## BRIEF
Once the line with "Computed with vdW-DF-cx, VASP's" is found in the entries below, repeat it and each following line exactly, up to and including the line with "The pressure is its mean diagonal, -4.64 GPa.". Add no other lines.

## ENTRIES SHOWN
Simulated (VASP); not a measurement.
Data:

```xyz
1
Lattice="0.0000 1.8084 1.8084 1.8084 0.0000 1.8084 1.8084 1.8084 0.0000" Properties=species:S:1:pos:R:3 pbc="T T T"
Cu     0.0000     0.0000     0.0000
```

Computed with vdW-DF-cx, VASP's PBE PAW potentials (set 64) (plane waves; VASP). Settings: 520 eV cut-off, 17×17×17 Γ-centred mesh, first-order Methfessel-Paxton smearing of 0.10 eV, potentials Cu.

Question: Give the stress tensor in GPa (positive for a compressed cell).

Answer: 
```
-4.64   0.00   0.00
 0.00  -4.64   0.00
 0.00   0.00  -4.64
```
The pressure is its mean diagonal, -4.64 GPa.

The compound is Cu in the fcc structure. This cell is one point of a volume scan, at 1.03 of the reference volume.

## ANSWER BOX
Computed with vdW-DF-cx, VASP's PBE PAW potentials (set 64) (plane waves; VASP). Settings: 520 eV cut-off, 17×17×17 Γ-centred mesh, first-order Methfessel-Paxton smearing of 0.10 eV, potentials Cu.

Question: Give the stress tensor in GPa (positive for a compressed cell).

Answer: 
```
-4.64   0.00   0.00
 0.00  -4.64   0.00
 0.00   0.00  -4.64
```
The pressure is its mean diagonal, -4.64 GPa.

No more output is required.